• INFORMATION GIVEN:
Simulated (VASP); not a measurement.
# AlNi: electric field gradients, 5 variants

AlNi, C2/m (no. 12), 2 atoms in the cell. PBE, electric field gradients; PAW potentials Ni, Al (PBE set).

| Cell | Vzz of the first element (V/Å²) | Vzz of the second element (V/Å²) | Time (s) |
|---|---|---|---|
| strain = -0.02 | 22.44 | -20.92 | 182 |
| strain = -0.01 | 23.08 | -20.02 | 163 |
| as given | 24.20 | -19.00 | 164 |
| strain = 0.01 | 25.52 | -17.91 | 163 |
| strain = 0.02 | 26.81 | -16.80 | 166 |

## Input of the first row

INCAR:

• WORK ITEM: Write the material out again in full, leaving no line out.

• RESULT:
Simulated (VASP); not a measurement.
# AlNi: electric field gradients, 5 variants

AlNi, C2/m (no. 12), 2 atoms in the cell. PBE, electric field gradients; PAW potentials Ni, Al (PBE set).

| Cell | Vzz of the first element (V/Å²) | Vzz of the second element (V/Å²) | Time (s) |
|---|---|---|---|
| strain = -0.02 | 22.44 | -20.92 | 182 |
| strain = -0.01 | 23.08 | -20.02 | 163 |
| as given | 24.20 | -19.00 | 164 |
| strain = 0.01 | 25.52 | -17.91 | 163 |
| strain = 0.02 | 26.81 | -16.80 | 166 |

## Input of the first row

INCAR:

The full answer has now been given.